- _Data supplied_
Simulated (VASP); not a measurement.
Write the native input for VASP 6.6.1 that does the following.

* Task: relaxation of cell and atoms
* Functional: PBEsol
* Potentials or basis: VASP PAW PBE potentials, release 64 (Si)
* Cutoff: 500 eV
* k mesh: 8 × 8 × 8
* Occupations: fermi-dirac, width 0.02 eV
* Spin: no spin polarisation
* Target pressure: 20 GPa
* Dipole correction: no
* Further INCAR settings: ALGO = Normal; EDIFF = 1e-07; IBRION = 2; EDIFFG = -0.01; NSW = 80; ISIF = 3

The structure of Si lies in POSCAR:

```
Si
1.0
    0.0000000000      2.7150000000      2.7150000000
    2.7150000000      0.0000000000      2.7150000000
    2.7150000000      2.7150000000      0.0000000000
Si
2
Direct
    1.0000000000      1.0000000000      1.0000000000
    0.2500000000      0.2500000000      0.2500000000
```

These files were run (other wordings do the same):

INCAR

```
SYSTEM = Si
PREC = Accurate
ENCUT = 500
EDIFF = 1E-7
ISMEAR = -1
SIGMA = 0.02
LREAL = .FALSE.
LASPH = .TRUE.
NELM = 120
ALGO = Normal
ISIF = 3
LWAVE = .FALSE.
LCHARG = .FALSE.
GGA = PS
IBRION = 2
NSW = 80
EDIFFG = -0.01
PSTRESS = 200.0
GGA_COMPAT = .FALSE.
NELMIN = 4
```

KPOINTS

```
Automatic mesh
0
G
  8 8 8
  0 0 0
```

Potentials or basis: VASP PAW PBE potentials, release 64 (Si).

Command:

- _Work request_
The records shown above must be returned in full, exactly as written.

- _Exercise output_
Simulated (VASP); not a measurement.
Write the native input for VASP 6.6.1 that does the following.

* Task: relaxation of cell and atoms
* Functional: PBEsol
* Potentials or basis: VASP PAW PBE potentials, release 64 (Si)
* Cutoff: 500 eV
* k mesh: 8 × 8 × 8
* Occupations: fermi-dirac, width 0.02 eV
* Spin: no spin polarisation
* Target pressure: 20 GPa
* Dipole correction: no
* Further INCAR settings: ALGO = Normal; EDIFF = 1e-07; IBRION = 2; EDIFFG = -0.01; NSW = 80; ISIF = 3

The structure of Si lies in POSCAR:

```
Si
1.0
    0.0000000000      2.7150000000      2.7150000000
    2.7150000000      0.0000000000      2.7150000000
    2.7150000000      2.7150000000      0.0000000000
Si
2
Direct
    1.0000000000      1.0000000000      1.0000000000
    0.2500000000      0.2500000000      0.2500000000
```

These files were run (other wordings do the same):

INCAR

```
SYSTEM = Si
PREC = Accurate
ENCUT = 500
EDIFF = 1E-7
ISMEAR = -1
SIGMA = 0.02
LREAL = .FALSE.
LASPH = .TRUE.
NELM = 120
ALGO = Normal
ISIF = 3
LWAVE = .FALSE.
LCHARG = .FALSE.
GGA = PS
IBRION = 2
NSW = 80
EDIFFG = -0.01
PSTRESS = 200.0
GGA_COMPAT = .FALSE.
NELMIN = 4
```

KPOINTS

```
Automatic mesh
0
G
  8 8 8
  0 0 0
```

Potentials or basis: VASP PAW PBE potentials, release 64 (Si).

Command:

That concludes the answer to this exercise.